# Given data
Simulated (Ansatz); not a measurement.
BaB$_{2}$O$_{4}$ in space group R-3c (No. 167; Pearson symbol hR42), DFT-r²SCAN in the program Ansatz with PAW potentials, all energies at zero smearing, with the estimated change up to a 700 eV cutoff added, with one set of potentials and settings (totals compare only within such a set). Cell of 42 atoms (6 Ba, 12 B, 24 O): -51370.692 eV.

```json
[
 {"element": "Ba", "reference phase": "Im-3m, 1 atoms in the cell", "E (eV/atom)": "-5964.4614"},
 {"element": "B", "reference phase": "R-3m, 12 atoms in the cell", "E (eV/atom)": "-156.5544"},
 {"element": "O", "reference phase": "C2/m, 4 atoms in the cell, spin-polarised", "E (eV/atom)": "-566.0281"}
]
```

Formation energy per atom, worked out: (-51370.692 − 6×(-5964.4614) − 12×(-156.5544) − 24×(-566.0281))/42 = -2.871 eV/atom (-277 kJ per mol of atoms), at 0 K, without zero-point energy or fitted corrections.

# Action item
Exactly as written, output the material once more.

# Problem solution
Simulated (Ansatz); not a measurement.
BaB$_{2}$O$_{4}$ in space group R-3c (No. 167; Pearson symbol hR42), DFT-r²SCAN in the program Ansatz with PAW potentials, all energies at zero smearing, with the estimated change up to a 700 eV cutoff added, with one set of potentials and settings (totals compare only within such a set). Cell of 42 atoms (6 Ba, 12 B, 24 O): -51370.692 eV.

```json
[
 {"element": "Ba", "reference phase": "Im-3m, 1 atoms in the cell", "E (eV/atom)": "-5964.4614"},
 {"element": "B", "reference phase": "R-3m, 12 atoms in the cell", "E (eV/atom)": "-156.5544"},
 {"element": "O", "reference phase": "C2/m, 4 atoms in the cell, spin-polarised", "E (eV/atom)": "-566.0281"}
]
```

Formation energy per atom, worked out: (-51370.692 − 6×(-5964.4614) − 12×(-156.5544) − 24×(-566.0281))/42 = -2.871 eV/atom (-277 kJ per mol of atoms), at 0 K, without zero-point energy or fitted corrections.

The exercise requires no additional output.